*** Raw data ***

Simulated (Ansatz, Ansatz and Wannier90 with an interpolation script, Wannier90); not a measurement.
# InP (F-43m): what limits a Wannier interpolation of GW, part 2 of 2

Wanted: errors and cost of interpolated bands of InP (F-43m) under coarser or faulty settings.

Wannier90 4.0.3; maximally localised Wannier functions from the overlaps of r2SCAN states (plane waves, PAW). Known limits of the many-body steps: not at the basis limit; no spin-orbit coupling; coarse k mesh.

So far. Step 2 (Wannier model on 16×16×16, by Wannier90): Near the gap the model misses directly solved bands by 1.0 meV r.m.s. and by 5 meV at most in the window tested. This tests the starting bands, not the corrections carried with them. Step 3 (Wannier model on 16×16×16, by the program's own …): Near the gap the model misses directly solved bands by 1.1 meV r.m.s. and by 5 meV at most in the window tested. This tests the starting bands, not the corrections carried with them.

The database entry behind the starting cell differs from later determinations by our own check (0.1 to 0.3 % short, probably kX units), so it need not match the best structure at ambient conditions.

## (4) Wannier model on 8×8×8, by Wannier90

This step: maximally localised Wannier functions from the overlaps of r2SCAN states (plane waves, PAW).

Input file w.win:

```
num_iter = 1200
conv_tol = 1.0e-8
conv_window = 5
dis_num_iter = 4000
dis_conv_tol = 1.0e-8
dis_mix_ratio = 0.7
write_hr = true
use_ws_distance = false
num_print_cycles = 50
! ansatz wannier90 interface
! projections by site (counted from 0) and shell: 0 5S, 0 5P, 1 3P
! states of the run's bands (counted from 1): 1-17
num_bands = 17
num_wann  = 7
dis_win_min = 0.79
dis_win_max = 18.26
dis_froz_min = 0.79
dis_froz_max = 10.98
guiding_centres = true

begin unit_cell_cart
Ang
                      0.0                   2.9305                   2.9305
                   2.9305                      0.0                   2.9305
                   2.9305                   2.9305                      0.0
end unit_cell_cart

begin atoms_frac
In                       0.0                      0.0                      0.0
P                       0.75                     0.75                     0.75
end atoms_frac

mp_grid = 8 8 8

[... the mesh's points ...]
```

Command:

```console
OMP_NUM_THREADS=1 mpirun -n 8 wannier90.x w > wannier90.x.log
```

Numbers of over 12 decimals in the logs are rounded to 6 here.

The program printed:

*** End of Raw data ***

Required action -
The lines needed are the ones from the first line of the entries through the line that contains "Wanted: errors and", given again without any change.

Worked solution -
Simulated (Ansatz, Ansatz and Wannier90 with an interpolation script, Wannier90); not a measurement.
# InP (F-43m): what limits a Wannier interpolation of GW, part 2 of 2

Wanted: errors and cost of interpolated bands of InP (F-43m) under coarser or faulty settings.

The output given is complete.